---+---
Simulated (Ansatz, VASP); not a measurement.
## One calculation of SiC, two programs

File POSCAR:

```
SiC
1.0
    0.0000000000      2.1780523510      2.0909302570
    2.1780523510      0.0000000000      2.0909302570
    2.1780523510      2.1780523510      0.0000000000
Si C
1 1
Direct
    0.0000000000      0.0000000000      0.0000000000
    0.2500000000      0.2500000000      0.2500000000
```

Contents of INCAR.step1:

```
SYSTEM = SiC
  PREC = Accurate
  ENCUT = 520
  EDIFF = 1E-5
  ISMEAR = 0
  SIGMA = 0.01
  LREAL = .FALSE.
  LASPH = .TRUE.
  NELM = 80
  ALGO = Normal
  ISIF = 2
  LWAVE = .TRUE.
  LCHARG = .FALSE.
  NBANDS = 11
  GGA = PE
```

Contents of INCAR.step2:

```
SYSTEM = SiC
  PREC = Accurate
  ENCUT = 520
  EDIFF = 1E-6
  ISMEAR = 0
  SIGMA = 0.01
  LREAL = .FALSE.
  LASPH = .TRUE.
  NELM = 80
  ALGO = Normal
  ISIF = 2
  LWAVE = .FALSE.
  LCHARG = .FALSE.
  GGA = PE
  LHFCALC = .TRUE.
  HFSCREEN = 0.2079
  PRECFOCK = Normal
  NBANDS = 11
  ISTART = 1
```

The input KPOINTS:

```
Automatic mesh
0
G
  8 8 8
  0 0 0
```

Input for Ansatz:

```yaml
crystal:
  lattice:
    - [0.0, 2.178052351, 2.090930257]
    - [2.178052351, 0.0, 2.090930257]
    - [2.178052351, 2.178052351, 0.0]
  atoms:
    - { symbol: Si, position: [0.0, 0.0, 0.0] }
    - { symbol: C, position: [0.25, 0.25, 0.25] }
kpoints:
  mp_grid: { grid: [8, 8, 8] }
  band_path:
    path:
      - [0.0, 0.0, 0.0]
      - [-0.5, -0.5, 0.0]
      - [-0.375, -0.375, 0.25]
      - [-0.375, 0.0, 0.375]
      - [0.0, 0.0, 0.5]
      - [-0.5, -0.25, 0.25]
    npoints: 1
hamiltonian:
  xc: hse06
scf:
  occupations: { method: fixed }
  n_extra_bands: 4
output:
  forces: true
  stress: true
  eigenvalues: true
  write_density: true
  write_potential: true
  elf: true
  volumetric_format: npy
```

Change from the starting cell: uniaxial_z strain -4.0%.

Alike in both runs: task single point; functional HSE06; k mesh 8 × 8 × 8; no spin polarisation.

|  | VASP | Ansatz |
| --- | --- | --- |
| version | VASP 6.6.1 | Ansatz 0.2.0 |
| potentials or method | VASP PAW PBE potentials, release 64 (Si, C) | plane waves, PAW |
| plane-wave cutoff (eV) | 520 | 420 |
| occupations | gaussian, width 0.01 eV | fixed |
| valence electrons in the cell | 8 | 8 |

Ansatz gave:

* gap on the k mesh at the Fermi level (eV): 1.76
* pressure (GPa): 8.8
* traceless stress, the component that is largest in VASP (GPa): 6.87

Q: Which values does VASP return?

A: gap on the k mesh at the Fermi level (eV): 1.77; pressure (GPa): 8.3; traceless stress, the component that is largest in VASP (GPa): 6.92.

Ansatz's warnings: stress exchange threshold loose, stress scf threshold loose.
---+---

EXERCISE.
Out of the listing above, reproduce exactly the lines from the one with "VASP (GPa): 6.87" up to and including the one with "A: gap on the".

RESPONSE BOX.
* traceless stress, the component that is largest in VASP (GPa): 6.87

Q: Which values does VASP return?

A: gap on the k mesh at the Fermi level (eV): 1.77; pressure (GPa): 8.3; traceless stress, the component that is largest in VASP (GPa): 6.92.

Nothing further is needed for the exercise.